═══ EXTRACTED INFORMATION

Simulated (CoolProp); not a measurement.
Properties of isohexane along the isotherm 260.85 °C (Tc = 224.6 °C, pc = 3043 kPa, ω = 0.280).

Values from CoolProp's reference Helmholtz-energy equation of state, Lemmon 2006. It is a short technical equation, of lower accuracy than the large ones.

══════

WORK INSTRUCTION:
Give back the lines of the data exactly as they are written, from the first line through the line containing "Properties of isohexane".

TASK RESPONSE:
Simulated (CoolProp); not a measurement.
Properties of isohexane along the isotherm 260.85 °C (Tc = 224.6 °C, pc = 3043 kPa, ω = 0.280).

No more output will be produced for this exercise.